--
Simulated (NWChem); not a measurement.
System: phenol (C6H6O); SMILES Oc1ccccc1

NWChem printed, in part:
--

=== BRIEF ===
The reply should hold only the lines from the first line of the listing above through the line with "System: phenol (C6H6O); SMILES Oc1ccccc1", each copied exactly.

=== TASK ANSWER ===
Simulated (NWChem); not a measurement.
System: phenol (C6H6O); SMILES Oc1ccccc1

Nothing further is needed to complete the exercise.